# Action item:
Repeat every line of the following material exactly.

-------- Supplied material --------

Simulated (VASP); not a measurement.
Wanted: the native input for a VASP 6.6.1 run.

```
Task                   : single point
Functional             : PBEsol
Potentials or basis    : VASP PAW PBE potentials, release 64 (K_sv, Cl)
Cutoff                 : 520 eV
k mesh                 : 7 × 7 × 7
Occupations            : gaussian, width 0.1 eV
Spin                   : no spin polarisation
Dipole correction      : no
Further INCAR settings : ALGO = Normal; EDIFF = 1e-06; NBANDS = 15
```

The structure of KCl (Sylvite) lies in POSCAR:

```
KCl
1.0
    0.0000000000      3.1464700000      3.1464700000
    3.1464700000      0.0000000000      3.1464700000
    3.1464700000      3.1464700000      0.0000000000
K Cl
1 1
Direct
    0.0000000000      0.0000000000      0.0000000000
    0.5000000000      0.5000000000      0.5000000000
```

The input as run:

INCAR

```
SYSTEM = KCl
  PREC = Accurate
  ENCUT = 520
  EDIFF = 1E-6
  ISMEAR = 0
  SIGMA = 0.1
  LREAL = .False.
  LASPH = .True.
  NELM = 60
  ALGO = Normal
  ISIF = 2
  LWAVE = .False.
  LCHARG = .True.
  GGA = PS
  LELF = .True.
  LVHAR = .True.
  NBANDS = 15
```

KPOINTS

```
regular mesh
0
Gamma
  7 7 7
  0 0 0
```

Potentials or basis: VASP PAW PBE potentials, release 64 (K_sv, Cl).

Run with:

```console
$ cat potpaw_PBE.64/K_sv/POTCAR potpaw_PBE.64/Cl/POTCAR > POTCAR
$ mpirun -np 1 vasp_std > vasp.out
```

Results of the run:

--------

# Exercise solution:
Simulated (VASP); not a measurement.
Wanted: the native input for a VASP 6.6.1 run.

```
Task                   : single point
Functional             : PBEsol
Potentials or basis    : VASP PAW PBE potentials, release 64 (K_sv, Cl)
Cutoff                 : 520 eV
k mesh                 : 7 × 7 × 7
Occupations            : gaussian, width 0.1 eV
Spin                   : no spin polarisation
Dipole correction      : no
Further INCAR settings : ALGO = Normal; EDIFF = 1e-06; NBANDS = 15
```

The structure of KCl (Sylvite) lies in POSCAR:

```
KCl
1.0
    0.0000000000      3.1464700000      3.1464700000
    3.1464700000      0.0000000000      3.1464700000
    3.1464700000      3.1464700000      0.0000000000
K Cl
1 1
Direct
    0.0000000000      0.0000000000      0.0000000000
    0.5000000000      0.5000000000      0.5000000000
```

The input as run:

INCAR

```
SYSTEM = KCl
  PREC = Accurate
  ENCUT = 520
  EDIFF = 1E-6
  ISMEAR = 0
  SIGMA = 0.1
  LREAL = .False.
  LASPH = .True.
  NELM = 60
  ALGO = Normal
  ISIF = 2
  LWAVE = .False.
  LCHARG = .True.
  GGA = PS
  LELF = .True.
  LVHAR = .True.
  NBANDS = 15
```

KPOINTS

```
regular mesh
0
Gamma
  7 7 7
  0 0 0
```

Potentials or basis: VASP PAW PBE potentials, release 64 (K_sv, Cl).

Run with:

```console
$ cat potpaw_PBE.64/K_sv/POTCAR potpaw_PBE.64/Cl/POTCAR > POTCAR
$ mpirun -np 1 vasp_std > vasp.out
```

Results of the run:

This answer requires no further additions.